_Task item:_ Every line of the data needs to be returned exactly.

#### Information shown ####

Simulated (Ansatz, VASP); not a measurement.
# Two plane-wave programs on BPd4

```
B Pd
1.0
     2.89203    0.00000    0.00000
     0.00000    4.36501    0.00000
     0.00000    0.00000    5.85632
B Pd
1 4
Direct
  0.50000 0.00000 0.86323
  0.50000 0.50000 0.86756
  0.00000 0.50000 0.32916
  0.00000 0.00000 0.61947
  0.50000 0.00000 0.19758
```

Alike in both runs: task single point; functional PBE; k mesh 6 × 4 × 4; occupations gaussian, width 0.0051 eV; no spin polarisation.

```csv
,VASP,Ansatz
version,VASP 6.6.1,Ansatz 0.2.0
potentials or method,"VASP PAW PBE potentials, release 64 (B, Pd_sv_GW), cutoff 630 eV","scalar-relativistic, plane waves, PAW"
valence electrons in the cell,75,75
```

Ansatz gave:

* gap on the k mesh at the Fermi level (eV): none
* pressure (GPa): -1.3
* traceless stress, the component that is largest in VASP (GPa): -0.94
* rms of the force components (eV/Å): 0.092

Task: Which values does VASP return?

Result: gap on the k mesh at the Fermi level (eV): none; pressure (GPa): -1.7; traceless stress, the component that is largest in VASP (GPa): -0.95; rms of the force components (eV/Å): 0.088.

####

_Response area:_
Simulated (Ansatz, VASP); not a measurement.
# Two plane-wave programs on BPd4

```
B Pd
1.0
     2.89203    0.00000    0.00000
     0.00000    4.36501    0.00000
     0.00000    0.00000    5.85632
B Pd
1 4
Direct
  0.50000 0.00000 0.86323
  0.50000 0.50000 0.86756
  0.00000 0.50000 0.32916
  0.00000 0.00000 0.61947
  0.50000 0.00000 0.19758
```

Alike in both runs: task single point; functional PBE; k mesh 6 × 4 × 4; occupations gaussian, width 0.0051 eV; no spin polarisation.

```csv
,VASP,Ansatz
version,VASP 6.6.1,Ansatz 0.2.0
potentials or method,"VASP PAW PBE potentials, release 64 (B, Pd_sv_GW), cutoff 630 eV","scalar-relativistic, plane waves, PAW"
valence electrons in the cell,75,75
```

Ansatz gave:

* gap on the k mesh at the Fermi level (eV): none
* pressure (GPa): -1.3
* traceless stress, the component that is largest in VASP (GPa): -0.94
* rms of the force components (eV/Å): 0.092

Task: Which values does VASP return?

Result: gap on the k mesh at the Fermi level (eV): none; pressure (GPa): -1.7; traceless stress, the component that is largest in VASP (GPa): -0.95; rms of the force components (eV/Å): 0.088.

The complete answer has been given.